Exercise >>
Please write out, exactly, every line of the listing from its first line through the one that includes "exchange (PRECFOCK): Normal".

[Start of Attachment]

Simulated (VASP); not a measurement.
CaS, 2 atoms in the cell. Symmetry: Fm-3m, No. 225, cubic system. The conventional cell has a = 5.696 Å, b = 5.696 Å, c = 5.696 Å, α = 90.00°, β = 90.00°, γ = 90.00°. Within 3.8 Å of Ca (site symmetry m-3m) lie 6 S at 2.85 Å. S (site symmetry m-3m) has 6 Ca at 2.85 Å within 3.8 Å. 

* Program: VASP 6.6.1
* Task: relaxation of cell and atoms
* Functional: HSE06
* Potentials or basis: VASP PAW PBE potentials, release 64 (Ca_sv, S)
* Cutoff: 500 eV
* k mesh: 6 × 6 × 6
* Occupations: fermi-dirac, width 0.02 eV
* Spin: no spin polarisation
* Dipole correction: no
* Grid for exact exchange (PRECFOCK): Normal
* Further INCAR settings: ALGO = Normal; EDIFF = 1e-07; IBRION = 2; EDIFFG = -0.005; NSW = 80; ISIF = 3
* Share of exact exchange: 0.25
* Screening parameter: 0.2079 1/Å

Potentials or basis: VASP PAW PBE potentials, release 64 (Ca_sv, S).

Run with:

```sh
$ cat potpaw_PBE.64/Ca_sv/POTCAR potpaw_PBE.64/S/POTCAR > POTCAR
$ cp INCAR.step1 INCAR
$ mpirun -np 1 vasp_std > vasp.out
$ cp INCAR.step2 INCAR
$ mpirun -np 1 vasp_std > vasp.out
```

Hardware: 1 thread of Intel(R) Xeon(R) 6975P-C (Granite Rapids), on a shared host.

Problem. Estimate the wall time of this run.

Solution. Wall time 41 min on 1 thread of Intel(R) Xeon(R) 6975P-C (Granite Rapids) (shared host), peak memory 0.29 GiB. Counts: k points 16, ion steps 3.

[End of Attachment]

Task solution >>
Simulated (VASP); not a measurement.
CaS, 2 atoms in the cell. Symmetry: Fm-3m, No. 225, cubic system. The conventional cell has a = 5.696 Å, b = 5.696 Å, c = 5.696 Å, α = 90.00°, β = 90.00°, γ = 90.00°. Within 3.8 Å of Ca (site symmetry m-3m) lie 6 S at 2.85 Å. S (site symmetry m-3m) has 6 Ca at 2.85 Å within 3.8 Å. 

* Program: VASP 6.6.1
* Task: relaxation of cell and atoms
* Functional: HSE06
* Potentials or basis: VASP PAW PBE potentials, release 64 (Ca_sv, S)
* Cutoff: 500 eV
* k mesh: 6 × 6 × 6
* Occupations: fermi-dirac, width 0.02 eV
* Spin: no spin polarisation
* Dipole correction: no
* Grid for exact exchange (PRECFOCK): Normal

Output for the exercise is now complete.